### Provided data
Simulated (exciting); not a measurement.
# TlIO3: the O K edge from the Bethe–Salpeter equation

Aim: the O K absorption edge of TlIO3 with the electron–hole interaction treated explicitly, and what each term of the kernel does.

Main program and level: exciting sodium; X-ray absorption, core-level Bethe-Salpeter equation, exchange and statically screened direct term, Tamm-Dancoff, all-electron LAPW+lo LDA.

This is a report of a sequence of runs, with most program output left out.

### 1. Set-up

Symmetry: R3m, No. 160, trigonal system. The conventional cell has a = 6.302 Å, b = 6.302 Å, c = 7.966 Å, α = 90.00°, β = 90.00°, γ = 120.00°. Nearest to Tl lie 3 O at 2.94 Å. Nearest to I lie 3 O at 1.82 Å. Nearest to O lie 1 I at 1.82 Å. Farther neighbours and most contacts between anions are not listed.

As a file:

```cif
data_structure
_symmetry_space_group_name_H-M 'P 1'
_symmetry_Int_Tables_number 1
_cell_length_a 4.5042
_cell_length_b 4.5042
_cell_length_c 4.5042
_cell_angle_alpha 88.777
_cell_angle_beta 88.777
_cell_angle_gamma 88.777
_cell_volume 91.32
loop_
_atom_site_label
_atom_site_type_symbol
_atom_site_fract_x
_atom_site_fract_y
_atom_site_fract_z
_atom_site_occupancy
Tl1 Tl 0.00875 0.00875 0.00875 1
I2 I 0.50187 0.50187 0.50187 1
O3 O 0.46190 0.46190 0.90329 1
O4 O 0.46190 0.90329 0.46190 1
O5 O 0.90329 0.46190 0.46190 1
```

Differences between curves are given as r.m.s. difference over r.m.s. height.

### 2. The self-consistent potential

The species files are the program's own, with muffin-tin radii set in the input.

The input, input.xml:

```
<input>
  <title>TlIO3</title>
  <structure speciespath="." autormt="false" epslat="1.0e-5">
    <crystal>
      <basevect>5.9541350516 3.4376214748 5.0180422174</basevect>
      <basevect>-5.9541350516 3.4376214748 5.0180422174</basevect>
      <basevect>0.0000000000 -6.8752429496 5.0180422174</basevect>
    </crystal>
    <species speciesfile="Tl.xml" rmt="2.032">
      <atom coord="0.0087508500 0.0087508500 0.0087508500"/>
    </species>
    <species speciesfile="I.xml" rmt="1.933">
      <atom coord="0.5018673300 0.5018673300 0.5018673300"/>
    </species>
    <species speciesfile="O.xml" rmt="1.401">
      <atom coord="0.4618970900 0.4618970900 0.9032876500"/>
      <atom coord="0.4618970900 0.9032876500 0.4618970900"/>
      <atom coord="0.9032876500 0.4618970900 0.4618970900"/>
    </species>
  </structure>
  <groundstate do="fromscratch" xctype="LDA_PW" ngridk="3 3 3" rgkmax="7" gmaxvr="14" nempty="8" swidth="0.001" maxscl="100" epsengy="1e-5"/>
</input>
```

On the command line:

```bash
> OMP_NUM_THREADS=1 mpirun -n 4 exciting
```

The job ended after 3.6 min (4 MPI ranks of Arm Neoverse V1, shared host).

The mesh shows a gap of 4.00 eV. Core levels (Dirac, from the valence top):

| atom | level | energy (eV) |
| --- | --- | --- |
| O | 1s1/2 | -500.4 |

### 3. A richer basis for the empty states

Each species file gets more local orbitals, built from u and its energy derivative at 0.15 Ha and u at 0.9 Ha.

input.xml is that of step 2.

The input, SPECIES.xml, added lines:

### Action item
Write out only the lines from the very start of the entries above to the line that includes "### 1. Set-up", both ends included, each one unchanged.

### Your response
Simulated (exciting); not a measurement.
# TlIO3: the O K edge from the Bethe–Salpeter equation

Aim: the O K absorption edge of TlIO3 with the electron–hole interaction treated explicitly, and what each term of the kernel does.

Main program and level: exciting sodium; X-ray absorption, core-level Bethe-Salpeter equation, exchange and statically screened direct term, Tamm-Dancoff, all-electron LAPW+lo LDA.

This is a report of a sequence of runs, with most program output left out.

### 1. Set-up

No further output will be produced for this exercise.